===== Dataset =====

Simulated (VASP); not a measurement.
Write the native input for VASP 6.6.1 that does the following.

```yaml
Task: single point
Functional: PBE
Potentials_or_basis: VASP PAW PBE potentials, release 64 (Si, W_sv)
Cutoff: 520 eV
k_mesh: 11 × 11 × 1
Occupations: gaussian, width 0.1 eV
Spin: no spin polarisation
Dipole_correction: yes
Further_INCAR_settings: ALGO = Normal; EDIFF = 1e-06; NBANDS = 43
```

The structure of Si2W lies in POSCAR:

=====

Transcribe the lines above precisely, keeping each one unchanged.

[Answer area]:
Simulated (VASP); not a measurement.
Write the native input for VASP 6.6.1 that does the following.

```yaml
Task: single point
Functional: PBE
Potentials_or_basis: VASP PAW PBE potentials, release 64 (Si, W_sv)
Cutoff: 520 eV
k_mesh: 11 × 11 × 1
Occupations: gaussian, width 0.1 eV
Spin: no spin polarisation
Dipole_correction: yes
Further_INCAR_settings: ALGO = Normal; EDIFF = 1e-06; NBANDS = 43
```

The structure of Si2W lies in POSCAR:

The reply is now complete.